» **REQUIREMENT**
Beginning with the first line, please repeat the entries exactly and end on the line that contains "spin multiplicity 1.".

» **EXTRACTED ENTRIES**
- - - -

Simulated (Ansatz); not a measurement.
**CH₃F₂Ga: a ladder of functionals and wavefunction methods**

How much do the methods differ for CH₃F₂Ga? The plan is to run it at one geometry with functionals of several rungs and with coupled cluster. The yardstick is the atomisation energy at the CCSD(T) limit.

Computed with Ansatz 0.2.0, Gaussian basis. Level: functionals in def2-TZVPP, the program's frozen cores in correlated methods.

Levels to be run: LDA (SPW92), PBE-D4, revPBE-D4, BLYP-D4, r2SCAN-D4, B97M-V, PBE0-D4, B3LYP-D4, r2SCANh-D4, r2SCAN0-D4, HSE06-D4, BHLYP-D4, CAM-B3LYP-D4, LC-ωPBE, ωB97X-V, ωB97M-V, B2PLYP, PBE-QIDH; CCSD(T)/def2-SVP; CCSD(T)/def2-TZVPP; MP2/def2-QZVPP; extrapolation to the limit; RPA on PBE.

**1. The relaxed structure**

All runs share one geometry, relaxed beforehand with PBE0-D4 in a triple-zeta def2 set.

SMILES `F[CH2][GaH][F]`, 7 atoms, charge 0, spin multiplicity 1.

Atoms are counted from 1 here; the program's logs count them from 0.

- - - -

» **EXERCISE RESULT**
Simulated (Ansatz); not a measurement.
**CH₃F₂Ga: a ladder of functionals and wavefunction methods**

How much do the methods differ for CH₃F₂Ga? The plan is to run it at one geometry with functionals of several rungs and with coupled cluster. The yardstick is the atomisation energy at the CCSD(T) limit.

Computed with Ansatz 0.2.0, Gaussian basis. Level: functionals in def2-TZVPP, the program's frozen cores in correlated methods.

Levels to be run: LDA (SPW92), PBE-D4, revPBE-D4, BLYP-D4, r2SCAN-D4, B97M-V, PBE0-D4, B3LYP-D4, r2SCANh-D4, r2SCAN0-D4, HSE06-D4, BHLYP-D4, CAM-B3LYP-D4, LC-ωPBE, ωB97X-V, ωB97M-V, B2PLYP, PBE-QIDH; CCSD(T)/def2-SVP; CCSD(T)/def2-TZVPP; MP2/def2-QZVPP; extrapolation to the limit; RPA on PBE.

**1. The relaxed structure**

All runs share one geometry, relaxed beforehand with PBE0-D4 in a triple-zeta def2 set.

SMILES `F[CH2][GaH][F]`, 7 atoms, charge 0, spin multiplicity 1.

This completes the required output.